• [Activity]:
When the line containing "All numbers below" is found in the data below, copy it and each line after it through the line containing "Question: How strongly", exactly and with no others.

· · · ·

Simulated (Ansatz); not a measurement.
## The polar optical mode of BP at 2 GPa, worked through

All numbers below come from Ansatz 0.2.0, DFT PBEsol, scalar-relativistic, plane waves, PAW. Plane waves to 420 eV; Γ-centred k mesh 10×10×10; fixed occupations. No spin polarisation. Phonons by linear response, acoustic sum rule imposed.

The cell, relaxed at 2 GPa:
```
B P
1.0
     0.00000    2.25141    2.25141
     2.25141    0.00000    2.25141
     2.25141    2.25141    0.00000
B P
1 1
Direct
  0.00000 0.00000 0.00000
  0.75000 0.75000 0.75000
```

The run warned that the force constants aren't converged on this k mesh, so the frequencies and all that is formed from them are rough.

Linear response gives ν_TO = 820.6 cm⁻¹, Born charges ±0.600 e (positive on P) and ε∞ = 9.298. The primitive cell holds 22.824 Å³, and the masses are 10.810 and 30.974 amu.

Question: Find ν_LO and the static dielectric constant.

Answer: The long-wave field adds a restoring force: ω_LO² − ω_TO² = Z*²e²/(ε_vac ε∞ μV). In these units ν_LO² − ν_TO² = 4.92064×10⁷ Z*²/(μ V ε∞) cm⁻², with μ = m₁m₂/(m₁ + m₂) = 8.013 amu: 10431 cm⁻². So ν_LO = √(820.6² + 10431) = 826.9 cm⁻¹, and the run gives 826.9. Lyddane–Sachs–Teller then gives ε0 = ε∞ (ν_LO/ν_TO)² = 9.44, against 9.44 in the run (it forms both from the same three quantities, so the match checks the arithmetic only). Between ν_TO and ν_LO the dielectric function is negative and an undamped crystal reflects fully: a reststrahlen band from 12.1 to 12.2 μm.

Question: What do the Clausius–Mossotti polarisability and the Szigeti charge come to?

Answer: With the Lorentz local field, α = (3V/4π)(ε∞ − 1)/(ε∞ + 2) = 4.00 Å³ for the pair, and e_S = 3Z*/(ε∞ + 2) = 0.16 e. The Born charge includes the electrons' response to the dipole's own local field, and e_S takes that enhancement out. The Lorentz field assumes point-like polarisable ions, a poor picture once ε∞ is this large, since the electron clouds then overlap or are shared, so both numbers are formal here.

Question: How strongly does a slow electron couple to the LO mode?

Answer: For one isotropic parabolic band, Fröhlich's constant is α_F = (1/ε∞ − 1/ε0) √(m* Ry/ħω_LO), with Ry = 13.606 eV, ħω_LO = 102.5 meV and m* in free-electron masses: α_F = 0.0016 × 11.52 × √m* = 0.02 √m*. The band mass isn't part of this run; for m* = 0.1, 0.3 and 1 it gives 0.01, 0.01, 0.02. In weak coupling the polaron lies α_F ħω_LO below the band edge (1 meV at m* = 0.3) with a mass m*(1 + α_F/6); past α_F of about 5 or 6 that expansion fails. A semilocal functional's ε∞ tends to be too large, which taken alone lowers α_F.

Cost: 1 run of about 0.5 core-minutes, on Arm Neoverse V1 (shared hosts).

· · · ·

• [Solution]:
All numbers below come from Ansatz 0.2.0, DFT PBEsol, scalar-relativistic, plane waves, PAW. Plane waves to 420 eV; Γ-centred k mesh 10×10×10; fixed occupations. No spin polarisation. Phonons by linear response, acoustic sum rule imposed.

The cell, relaxed at 2 GPa:
```
B P
1.0
     0.00000    2.25141    2.25141
     2.25141    0.00000    2.25141
     2.25141    2.25141    0.00000
B P
1 1
Direct
  0.00000 0.00000 0.00000
  0.75000 0.75000 0.75000
```

The run warned that the force constants aren't converged on this k mesh, so the frequencies and all that is formed from them are rough.

Linear response gives ν_TO = 820.6 cm⁻¹, Born charges ±0.600 e (positive on P) and ε∞ = 9.298. The primitive cell holds 22.824 Å³, and the masses are 10.810 and 30.974 amu.

Question: Find ν_LO and the static dielectric constant.

Answer: The long-wave field adds a restoring force: ω_LO² − ω_TO² = Z*²e²/(ε_vac ε∞ μV). In these units ν_LO² − ν_TO² = 4.92064×10⁷ Z*²/(μ V ε∞) cm⁻², with μ = m₁m₂/(m₁ + m₂) = 8.013 amu: 10431 cm⁻². So ν_LO = √(820.6² + 10431) = 826.9 cm⁻¹, and the run gives 826.9. Lyddane–Sachs–Teller then gives ε0 = ε∞ (ν_LO/ν_TO)² = 9.44, against 9.44 in the run (it forms both from the same three quantities, so the match checks the arithmetic only). Between ν_TO and ν_LO the dielectric function is negative and an undamped crystal reflects fully: a reststrahlen band from 12.1 to 12.2 μm.

Question: What do the Clausius–Mossotti polarisability and the Szigeti charge come to?

Answer: With the Lorentz local field, α = (3V/4π)(ε∞ − 1)/(ε∞ + 2) = 4.00 Å³ for the pair, and e_S = 3Z*/(ε∞ + 2) = 0.16 e. The Born charge includes the electrons' response to the dipole's own local field, and e_S takes that enhancement out. The Lorentz field assumes point-like polarisable ions, a poor picture once ε∞ is this large, since the electron clouds then overlap or are shared, so both numbers are formal here.

Question: How strongly does a slow electron couple to the LO mode?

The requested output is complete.